┏━━
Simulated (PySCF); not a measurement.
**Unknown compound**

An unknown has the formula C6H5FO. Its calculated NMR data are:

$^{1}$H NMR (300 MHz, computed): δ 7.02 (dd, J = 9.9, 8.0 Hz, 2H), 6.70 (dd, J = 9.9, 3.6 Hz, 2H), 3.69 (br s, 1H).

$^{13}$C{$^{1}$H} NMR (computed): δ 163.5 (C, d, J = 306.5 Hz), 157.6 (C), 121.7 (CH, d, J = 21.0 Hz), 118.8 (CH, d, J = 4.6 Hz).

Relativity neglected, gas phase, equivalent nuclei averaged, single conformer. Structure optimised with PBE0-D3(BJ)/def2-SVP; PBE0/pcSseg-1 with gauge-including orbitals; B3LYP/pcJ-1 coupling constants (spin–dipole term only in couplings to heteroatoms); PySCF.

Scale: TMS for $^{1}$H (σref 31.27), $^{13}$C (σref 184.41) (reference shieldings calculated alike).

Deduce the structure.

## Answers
┗━━

* _WORK REQUEST_
Reproduce the entries exactly, but only from their first line to the line holding "Deduce the structure.", with that last line kept.

* _EXERCISE OUTPUT_
Simulated (PySCF); not a measurement.
**Unknown compound**

An unknown has the formula C6H5FO. Its calculated NMR data are:

$^{1}$H NMR (300 MHz, computed): δ 7.02 (dd, J = 9.9, 8.0 Hz, 2H), 6.70 (dd, J = 9.9, 3.6 Hz, 2H), 3.69 (br s, 1H).

$^{13}$C{$^{1}$H} NMR (computed): δ 163.5 (C, d, J = 306.5 Hz), 157.6 (C), 121.7 (CH, d, J = 21.0 Hz), 118.8 (CH, d, J = 4.6 Hz).

Relativity neglected, gas phase, equivalent nuclei averaged, single conformer. Structure optimised with PBE0-D3(BJ)/def2-SVP; PBE0/pcSseg-1 with gauge-including orbitals; B3LYP/pcJ-1 coupling constants (spin–dipole term only in couplings to heteroatoms); PySCF.

Scale: TMS for $^{1}$H (σref 31.27), $^{13}$C (σref 184.41) (reference shieldings calculated alike).

Deduce the structure.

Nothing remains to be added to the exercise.